> [Assigned task] In the records below, begin at the line that has "The double arrows" and stop after the line that has "B: state 4, 6.65"; quote those lines verbatim and nothing more.

> [Provided records]
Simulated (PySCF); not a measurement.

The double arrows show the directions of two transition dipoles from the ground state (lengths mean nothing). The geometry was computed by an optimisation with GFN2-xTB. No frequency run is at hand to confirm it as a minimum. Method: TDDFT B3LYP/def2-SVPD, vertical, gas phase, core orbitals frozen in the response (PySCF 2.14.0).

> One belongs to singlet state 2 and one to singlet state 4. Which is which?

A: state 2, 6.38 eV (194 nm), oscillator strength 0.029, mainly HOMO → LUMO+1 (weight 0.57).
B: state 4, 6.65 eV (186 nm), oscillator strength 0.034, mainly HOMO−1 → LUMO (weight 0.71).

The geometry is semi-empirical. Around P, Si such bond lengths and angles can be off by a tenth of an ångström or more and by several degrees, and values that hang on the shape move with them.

> [Response area]
The double arrows show the directions of two transition dipoles from the ground state (lengths mean nothing). The geometry was computed by an optimisation with GFN2-xTB. No frequency run is at hand to confirm it as a minimum. Method: TDDFT B3LYP/def2-SVPD, vertical, gas phase, core orbitals frozen in the response (PySCF 2.14.0).

> One belongs to singlet state 2 and one to singlet state 4. Which is which?

A: state 2, 6.38 eV (194 nm), oscillator strength 0.029, mainly HOMO → LUMO+1 (weight 0.57).
B: state 4, 6.65 eV (186 nm), oscillator strength 0.034, mainly HOMO−1 → LUMO (weight 0.71).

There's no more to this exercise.